RECORDS SUPPLIED Block Start

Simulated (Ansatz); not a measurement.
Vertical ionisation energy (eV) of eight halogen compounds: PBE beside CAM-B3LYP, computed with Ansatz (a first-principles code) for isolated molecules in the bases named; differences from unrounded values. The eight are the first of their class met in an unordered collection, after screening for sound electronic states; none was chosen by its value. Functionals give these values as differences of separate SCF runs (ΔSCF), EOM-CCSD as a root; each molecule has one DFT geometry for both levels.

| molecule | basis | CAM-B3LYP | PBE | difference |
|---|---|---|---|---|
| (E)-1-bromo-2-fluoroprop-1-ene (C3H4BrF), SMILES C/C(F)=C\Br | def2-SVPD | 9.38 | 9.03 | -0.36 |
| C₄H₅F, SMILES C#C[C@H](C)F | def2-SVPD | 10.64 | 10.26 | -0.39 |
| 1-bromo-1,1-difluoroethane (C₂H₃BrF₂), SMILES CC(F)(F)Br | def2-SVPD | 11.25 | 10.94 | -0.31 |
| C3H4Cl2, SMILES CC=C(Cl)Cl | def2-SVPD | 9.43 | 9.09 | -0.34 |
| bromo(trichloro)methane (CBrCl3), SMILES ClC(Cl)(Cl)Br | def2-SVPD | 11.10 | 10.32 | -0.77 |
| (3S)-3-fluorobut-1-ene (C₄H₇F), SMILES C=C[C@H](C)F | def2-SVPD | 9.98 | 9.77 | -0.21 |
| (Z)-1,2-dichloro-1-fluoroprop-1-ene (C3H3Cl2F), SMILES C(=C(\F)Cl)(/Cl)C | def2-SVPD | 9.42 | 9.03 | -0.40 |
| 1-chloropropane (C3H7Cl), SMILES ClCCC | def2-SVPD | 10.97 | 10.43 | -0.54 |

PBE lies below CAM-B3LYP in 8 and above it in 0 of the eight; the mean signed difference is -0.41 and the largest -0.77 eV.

RECORDS SUPPLIED Block End

▶ _ASSIGNED TASK_
Transcribe, exactly and without additions, the lines of the records above, beginning with the line that contains "10.94 | -0.31 |" and ending with the line that contains "10.32 | -0.77 |", both included.

▶ _RESPONSE AREA_
| 1-bromo-1,1-difluoroethane (C₂H₃BrF₂), SMILES CC(F)(F)Br | def2-SVPD | 11.25 | 10.94 | -0.31 |
| C3H4Cl2, SMILES CC=C(Cl)Cl | def2-SVPD | 9.43 | 9.09 | -0.34 |
| bromo(trichloro)methane (CBrCl3), SMILES ClC(Cl)(Cl)Br | def2-SVPD | 11.10 | 10.32 | -0.77 |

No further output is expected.